Brief =>
Copy exactly the lines from the first line of the records below through the line containing "Level of theory: SAPT0/jun-cc-pVDZ, frozen", including both, and nothing else.

Provided records =>
☆ ☆ ☆ ☆

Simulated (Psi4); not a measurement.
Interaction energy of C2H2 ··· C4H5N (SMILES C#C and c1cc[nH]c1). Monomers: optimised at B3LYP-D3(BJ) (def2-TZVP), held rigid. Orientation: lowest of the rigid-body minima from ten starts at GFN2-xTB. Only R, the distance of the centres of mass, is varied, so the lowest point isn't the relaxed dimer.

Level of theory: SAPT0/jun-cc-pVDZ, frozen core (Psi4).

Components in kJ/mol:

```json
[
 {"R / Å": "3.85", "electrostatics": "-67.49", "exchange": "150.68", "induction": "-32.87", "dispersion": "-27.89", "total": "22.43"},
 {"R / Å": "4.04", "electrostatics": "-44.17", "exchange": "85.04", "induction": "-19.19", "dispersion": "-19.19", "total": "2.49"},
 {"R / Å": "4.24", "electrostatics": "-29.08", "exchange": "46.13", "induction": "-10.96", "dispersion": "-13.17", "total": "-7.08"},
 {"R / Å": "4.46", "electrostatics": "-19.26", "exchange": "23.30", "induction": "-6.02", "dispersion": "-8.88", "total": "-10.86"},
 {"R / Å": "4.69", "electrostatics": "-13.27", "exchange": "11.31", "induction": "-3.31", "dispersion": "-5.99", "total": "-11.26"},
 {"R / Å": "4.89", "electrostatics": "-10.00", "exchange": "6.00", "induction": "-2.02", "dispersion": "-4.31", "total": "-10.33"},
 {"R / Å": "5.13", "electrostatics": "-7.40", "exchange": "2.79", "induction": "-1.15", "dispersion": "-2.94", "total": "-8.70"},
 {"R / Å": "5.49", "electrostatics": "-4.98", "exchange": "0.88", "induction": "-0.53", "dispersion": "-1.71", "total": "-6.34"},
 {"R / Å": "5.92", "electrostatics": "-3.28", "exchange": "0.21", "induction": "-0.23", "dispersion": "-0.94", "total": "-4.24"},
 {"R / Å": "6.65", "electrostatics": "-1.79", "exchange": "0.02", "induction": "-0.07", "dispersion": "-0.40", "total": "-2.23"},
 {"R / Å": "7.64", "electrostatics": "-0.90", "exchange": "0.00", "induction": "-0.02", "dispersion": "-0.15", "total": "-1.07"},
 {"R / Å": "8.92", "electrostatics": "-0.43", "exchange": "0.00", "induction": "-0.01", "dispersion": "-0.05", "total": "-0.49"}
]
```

☆ ☆ ☆ ☆

Written reply =>
Simulated (Psi4); not a measurement.
Interaction energy of C2H2 ··· C4H5N (SMILES C#C and c1cc[nH]c1). Monomers: optimised at B3LYP-D3(BJ) (def2-TZVP), held rigid. Orientation: lowest of the rigid-body minima from ten starts at GFN2-xTB. Only R, the distance of the centres of mass, is varied, so the lowest point isn't the relaxed dimer.

Level of theory: SAPT0/jun-cc-pVDZ, frozen core (Psi4).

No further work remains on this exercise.